• • • • • • •

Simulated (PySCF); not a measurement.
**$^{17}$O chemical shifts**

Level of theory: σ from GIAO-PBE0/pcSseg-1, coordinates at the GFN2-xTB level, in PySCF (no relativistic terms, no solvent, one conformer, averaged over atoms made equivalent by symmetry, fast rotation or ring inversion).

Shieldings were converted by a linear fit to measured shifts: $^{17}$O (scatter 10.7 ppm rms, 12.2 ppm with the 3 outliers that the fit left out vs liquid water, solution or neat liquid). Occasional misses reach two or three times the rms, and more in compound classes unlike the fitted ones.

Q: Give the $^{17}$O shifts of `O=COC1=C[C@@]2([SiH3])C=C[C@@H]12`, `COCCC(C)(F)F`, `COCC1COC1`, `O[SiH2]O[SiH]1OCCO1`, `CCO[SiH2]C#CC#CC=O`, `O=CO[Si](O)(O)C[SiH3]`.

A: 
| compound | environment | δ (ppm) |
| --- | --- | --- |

• • • • • • •

• Assigned task:
Set down the whole listing exactly.

• Task response:
Simulated (PySCF); not a measurement.
**$^{17}$O chemical shifts**

Level of theory: σ from GIAO-PBE0/pcSseg-1, coordinates at the GFN2-xTB level, in PySCF (no relativistic terms, no solvent, one conformer, averaged over atoms made equivalent by symmetry, fast rotation or ring inversion).

Shieldings were converted by a linear fit to measured shifts: $^{17}$O (scatter 10.7 ppm rms, 12.2 ppm with the 3 outliers that the fit left out vs liquid water, solution or neat liquid). Occasional misses reach two or three times the rms, and more in compound classes unlike the fitted ones.

Q: Give the $^{17}$O shifts of `O=COC1=C[C@@]2([SiH3])C=C[C@@H]12`, `COCCC(C)(F)F`, `COCC1COC1`, `O[SiH2]O[SiH]1OCCO1`, `CCO[SiH2]C#CC#CC=O`, `O=CO[Si](O)(O)C[SiH3]`.

A: 
| compound | environment | δ (ppm) |
| --- | --- | --- |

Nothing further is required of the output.